Source material:
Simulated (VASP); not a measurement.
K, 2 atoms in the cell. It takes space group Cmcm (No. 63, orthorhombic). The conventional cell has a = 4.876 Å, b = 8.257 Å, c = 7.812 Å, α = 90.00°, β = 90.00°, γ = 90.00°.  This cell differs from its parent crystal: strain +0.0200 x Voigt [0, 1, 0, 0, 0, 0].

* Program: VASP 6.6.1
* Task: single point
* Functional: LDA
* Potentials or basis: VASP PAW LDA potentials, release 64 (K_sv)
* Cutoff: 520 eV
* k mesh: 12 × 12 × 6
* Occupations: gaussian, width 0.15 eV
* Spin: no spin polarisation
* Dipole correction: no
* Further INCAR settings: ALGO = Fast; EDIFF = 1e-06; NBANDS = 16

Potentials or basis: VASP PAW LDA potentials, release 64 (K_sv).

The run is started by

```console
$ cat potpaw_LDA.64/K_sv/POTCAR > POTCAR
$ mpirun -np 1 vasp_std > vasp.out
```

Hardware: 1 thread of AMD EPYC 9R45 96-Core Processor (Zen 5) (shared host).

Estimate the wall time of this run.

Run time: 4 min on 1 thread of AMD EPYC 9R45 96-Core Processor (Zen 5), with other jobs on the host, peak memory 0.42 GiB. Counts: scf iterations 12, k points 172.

Assignment:
Take the lines above from the first through the one containing "Estimate the wall time of this run." and reproduce them exactly; include nothing else.

Written reply:
Simulated (VASP); not a measurement.
K, 2 atoms in the cell. It takes space group Cmcm (No. 63, orthorhombic). The conventional cell has a = 4.876 Å, b = 8.257 Å, c = 7.812 Å, α = 90.00°, β = 90.00°, γ = 90.00°.  This cell differs from its parent crystal: strain +0.0200 x Voigt [0, 1, 0, 0, 0, 0].

* Program: VASP 6.6.1
* Task: single point
* Functional: LDA
* Potentials or basis: VASP PAW LDA potentials, release 64 (K_sv)
* Cutoff: 520 eV
* k mesh: 12 × 12 × 6
* Occupations: gaussian, width 0.15 eV
* Spin: no spin polarisation
* Dipole correction: no
* Further INCAR settings: ALGO = Fast; EDIFF = 1e-06; NBANDS = 16

Potentials or basis: VASP PAW LDA potentials, release 64 (K_sv).

The run is started by

```console
$ cat potpaw_LDA.64/K_sv/POTCAR > POTCAR
$ mpirun -np 1 vasp_std > vasp.out
```

Hardware: 1 thread of AMD EPYC 9R45 96-Core Processor (Zen 5) (shared host).

Estimate the wall time of this run.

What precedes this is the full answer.